> [Work request]:
Only the lines from the first line of the material below to the line containing "Results of the", inclusive, should be copied, each exactly as written.

[Data shown]

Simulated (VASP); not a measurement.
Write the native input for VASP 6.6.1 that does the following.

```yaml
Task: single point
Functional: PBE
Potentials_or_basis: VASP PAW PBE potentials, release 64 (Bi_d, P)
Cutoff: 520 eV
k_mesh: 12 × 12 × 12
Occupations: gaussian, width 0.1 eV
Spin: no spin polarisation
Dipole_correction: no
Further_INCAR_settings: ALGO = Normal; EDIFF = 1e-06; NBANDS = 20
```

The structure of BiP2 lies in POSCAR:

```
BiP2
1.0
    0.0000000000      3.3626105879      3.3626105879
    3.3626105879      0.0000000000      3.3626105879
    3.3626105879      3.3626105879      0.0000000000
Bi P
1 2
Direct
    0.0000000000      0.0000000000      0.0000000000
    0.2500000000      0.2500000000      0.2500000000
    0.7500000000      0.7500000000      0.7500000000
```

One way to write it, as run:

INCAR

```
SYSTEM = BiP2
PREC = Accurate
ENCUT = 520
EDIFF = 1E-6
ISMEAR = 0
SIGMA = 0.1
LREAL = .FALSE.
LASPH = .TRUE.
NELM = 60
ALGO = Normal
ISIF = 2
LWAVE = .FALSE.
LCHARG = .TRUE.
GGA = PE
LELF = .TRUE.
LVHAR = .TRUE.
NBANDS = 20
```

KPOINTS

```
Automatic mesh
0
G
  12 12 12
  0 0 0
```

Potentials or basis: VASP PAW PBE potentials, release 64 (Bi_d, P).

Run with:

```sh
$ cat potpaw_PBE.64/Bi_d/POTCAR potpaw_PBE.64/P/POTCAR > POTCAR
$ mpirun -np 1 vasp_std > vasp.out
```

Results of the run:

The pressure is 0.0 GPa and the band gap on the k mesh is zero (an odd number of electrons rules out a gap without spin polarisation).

[/Data shown]

> [Task result]:
Simulated (VASP); not a measurement.
Write the native input for VASP 6.6.1 that does the following.

```yaml
Task: single point
Functional: PBE
Potentials_or_basis: VASP PAW PBE potentials, release 64 (Bi_d, P)
Cutoff: 520 eV
k_mesh: 12 × 12 × 12
Occupations: gaussian, width 0.1 eV
Spin: no spin polarisation
Dipole_correction: no
Further_INCAR_settings: ALGO = Normal; EDIFF = 1e-06; NBANDS = 20
```

The structure of BiP2 lies in POSCAR:

```
BiP2
1.0
    0.0000000000      3.3626105879      3.3626105879
    3.3626105879      0.0000000000      3.3626105879
    3.3626105879      3.3626105879      0.0000000000
Bi P
1 2
Direct
    0.0000000000      0.0000000000      0.0000000000
    0.2500000000      0.2500000000      0.2500000000
    0.7500000000      0.7500000000      0.7500000000
```

One way to write it, as run:

INCAR

```
SYSTEM = BiP2
PREC = Accurate
ENCUT = 520
EDIFF = 1E-6
ISMEAR = 0
SIGMA = 0.1
LREAL = .FALSE.
LASPH = .TRUE.
NELM = 60
ALGO = Normal
ISIF = 2
LWAVE = .FALSE.
LCHARG = .TRUE.
GGA = PE
LELF = .TRUE.
LVHAR = .TRUE.
NBANDS = 20
```

KPOINTS

```
Automatic mesh
0
G
  12 12 12
  0 0 0
```

Potentials or basis: VASP PAW PBE potentials, release 64 (Bi_d, P).

Run with:

```sh
$ cat potpaw_PBE.64/Bi_d/POTCAR potpaw_PBE.64/P/POTCAR > POTCAR
$ mpirun -np 1 vasp_std > vasp.out
```

Results of the run:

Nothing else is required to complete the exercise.